» **Required action**
For each line of the material below, give that line again word for word.

» **Input data**
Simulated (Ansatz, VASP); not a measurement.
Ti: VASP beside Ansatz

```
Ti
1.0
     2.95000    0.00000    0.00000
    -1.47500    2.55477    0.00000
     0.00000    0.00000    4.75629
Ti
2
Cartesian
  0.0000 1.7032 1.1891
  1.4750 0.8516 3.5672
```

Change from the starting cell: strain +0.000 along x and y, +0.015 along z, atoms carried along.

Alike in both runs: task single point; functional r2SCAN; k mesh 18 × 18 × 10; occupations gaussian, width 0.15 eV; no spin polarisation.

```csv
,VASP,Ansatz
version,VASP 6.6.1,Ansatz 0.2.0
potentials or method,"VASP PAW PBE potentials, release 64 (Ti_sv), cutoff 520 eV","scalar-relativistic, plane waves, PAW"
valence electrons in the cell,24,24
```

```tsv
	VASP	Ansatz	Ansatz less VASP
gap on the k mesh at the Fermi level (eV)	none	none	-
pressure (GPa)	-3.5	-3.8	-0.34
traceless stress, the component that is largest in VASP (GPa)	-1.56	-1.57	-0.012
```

» **Written answer**
Simulated (Ansatz, VASP); not a measurement.
Ti: VASP beside Ansatz

```
Ti
1.0
     2.95000    0.00000    0.00000
    -1.47500    2.55477    0.00000
     0.00000    0.00000    4.75629
Ti
2
Cartesian
  0.0000 1.7032 1.1891
  1.4750 0.8516 3.5672
```

Change from the starting cell: strain +0.000 along x and y, +0.015 along z, atoms carried along.

Alike in both runs: task single point; functional r2SCAN; k mesh 18 × 18 × 10; occupations gaussian, width 0.15 eV; no spin polarisation.

```csv
,VASP,Ansatz
version,VASP 6.6.1,Ansatz 0.2.0
potentials or method,"VASP PAW PBE potentials, release 64 (Ti_sv), cutoff 520 eV","scalar-relativistic, plane waves, PAW"
valence electrons in the cell,24,24
```

```tsv
	VASP	Ansatz	Ansatz less VASP
gap on the k mesh at the Fermi level (eV)	none	none	-
pressure (GPa)	-3.5	-3.8	-0.34
traceless stress, the component that is largest in VASP (GPa)	-1.56	-1.57	-0.012
```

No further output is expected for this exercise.